--

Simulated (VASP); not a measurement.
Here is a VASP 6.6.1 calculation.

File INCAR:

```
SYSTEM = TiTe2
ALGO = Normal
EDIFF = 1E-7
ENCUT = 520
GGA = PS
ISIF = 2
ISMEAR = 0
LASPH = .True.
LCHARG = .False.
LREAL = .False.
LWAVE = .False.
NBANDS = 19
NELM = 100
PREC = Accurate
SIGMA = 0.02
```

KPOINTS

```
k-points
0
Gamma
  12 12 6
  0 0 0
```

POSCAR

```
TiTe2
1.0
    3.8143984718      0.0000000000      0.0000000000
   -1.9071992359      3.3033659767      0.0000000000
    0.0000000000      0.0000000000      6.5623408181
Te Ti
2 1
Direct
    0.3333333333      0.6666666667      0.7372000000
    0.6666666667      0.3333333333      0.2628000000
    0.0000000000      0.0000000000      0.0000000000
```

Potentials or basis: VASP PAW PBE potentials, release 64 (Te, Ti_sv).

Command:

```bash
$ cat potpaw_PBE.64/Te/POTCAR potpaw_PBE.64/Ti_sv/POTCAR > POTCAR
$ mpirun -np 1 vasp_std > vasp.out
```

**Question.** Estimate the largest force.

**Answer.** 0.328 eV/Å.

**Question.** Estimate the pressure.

--

WORK REQUEST => Restate the whole listing word for word so that no line differs from the original.

PROBLEM SOLUTION =>
Simulated (VASP); not a measurement.
Here is a VASP 6.6.1 calculation.

File INCAR:

```
SYSTEM = TiTe2
ALGO = Normal
EDIFF = 1E-7
ENCUT = 520
GGA = PS
ISIF = 2
ISMEAR = 0
LASPH = .True.
LCHARG = .False.
LREAL = .False.
LWAVE = .False.
NBANDS = 19
NELM = 100
PREC = Accurate
SIGMA = 0.02
```

KPOINTS

```
k-points
0
Gamma
  12 12 6
  0 0 0
```

POSCAR

```
TiTe2
1.0
    3.8143984718      0.0000000000      0.0000000000
   -1.9071992359      3.3033659767      0.0000000000
    0.0000000000      0.0000000000      6.5623408181
Te Ti
2 1
Direct
    0.3333333333      0.6666666667      0.7372000000
    0.6666666667      0.3333333333      0.2628000000
    0.0000000000      0.0000000000      0.0000000000
```

Potentials or basis: VASP PAW PBE potentials, release 64 (Te, Ti_sv).

Command:

```bash
$ cat potpaw_PBE.64/Te/POTCAR potpaw_PBE.64/Ti_sv/POTCAR > POTCAR
$ mpirun -np 1 vasp_std > vasp.out
```

**Question.** Estimate the largest force.

**Answer.** 0.328 eV/Å.

**Question.** Estimate the pressure.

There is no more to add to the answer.